Data provided =
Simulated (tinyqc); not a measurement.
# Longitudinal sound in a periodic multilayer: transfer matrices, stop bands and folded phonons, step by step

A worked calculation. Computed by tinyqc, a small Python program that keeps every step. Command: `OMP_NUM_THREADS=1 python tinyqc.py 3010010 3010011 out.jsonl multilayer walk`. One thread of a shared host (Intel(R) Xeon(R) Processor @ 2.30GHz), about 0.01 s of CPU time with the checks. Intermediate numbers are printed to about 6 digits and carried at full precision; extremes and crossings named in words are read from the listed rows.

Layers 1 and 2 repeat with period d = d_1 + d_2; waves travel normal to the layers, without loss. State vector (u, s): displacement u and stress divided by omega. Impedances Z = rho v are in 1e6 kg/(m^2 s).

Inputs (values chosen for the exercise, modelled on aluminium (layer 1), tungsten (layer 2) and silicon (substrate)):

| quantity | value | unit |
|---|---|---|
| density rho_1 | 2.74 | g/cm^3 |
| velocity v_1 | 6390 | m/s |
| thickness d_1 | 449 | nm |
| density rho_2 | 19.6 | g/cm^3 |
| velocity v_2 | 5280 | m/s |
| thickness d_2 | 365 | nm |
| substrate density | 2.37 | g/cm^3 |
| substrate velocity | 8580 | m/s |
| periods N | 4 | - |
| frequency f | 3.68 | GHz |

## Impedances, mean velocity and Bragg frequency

Work request = Without omission, retype the full listing shown above.

Response box =
Simulated (tinyqc); not a measurement.
# Longitudinal sound in a periodic multilayer: transfer matrices, stop bands and folded phonons, step by step

A worked calculation. Computed by tinyqc, a small Python program that keeps every step. Command: `OMP_NUM_THREADS=1 python tinyqc.py 3010010 3010011 out.jsonl multilayer walk`. One thread of a shared host (Intel(R) Xeon(R) Processor @ 2.30GHz), about 0.01 s of CPU time with the checks. Intermediate numbers are printed to about 6 digits and carried at full precision; extremes and crossings named in words are read from the listed rows.

Layers 1 and 2 repeat with period d = d_1 + d_2; waves travel normal to the layers, without loss. State vector (u, s): displacement u and stress divided by omega. Impedances Z = rho v are in 1e6 kg/(m^2 s).

Inputs (values chosen for the exercise, modelled on aluminium (layer 1), tungsten (layer 2) and silicon (substrate)):

| quantity | value | unit |
|---|---|---|
| density rho_1 | 2.74 | g/cm^3 |
| velocity v_1 | 6390 | m/s |
| thickness d_1 | 449 | nm |
| density rho_2 | 19.6 | g/cm^3 |
| velocity v_2 | 5280 | m/s |
| thickness d_2 | 365 | nm |
| substrate density | 2.37 | g/cm^3 |
| substrate velocity | 8580 | m/s |
| periods N | 4 | - |
| frequency f | 3.68 | GHz |

## Impedances, mean velocity and Bragg frequency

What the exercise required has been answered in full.